## ASSIGNED TASK
Beginning with the first line below, please repeat the material exactly, ending with the line that includes "14 atoms, charge".

## RECORDED INFORMATION
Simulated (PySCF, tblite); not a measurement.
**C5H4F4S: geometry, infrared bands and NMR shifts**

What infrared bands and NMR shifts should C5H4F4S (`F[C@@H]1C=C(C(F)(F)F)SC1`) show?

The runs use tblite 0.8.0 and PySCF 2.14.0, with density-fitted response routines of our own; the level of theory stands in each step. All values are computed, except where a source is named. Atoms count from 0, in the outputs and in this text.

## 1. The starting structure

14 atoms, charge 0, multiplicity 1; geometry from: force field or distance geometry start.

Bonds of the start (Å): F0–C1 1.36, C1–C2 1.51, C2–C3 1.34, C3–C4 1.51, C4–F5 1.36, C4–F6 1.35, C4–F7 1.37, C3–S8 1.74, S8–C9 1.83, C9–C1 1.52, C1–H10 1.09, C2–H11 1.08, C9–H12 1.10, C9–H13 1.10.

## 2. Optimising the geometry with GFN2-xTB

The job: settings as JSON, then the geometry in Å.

## WRITTEN REPLY
Simulated (PySCF, tblite); not a measurement.
**C5H4F4S: geometry, infrared bands and NMR shifts**

What infrared bands and NMR shifts should C5H4F4S (`F[C@@H]1C=C(C(F)(F)F)SC1`) show?

The runs use tblite 0.8.0 and PySCF 2.14.0, with density-fitted response routines of our own; the level of theory stands in each step. All values are computed, except where a source is named. Atoms count from 0, in the outputs and in this text.

## 1. The starting structure

14 atoms, charge 0, multiplicity 1; geometry from: force field or distance geometry start.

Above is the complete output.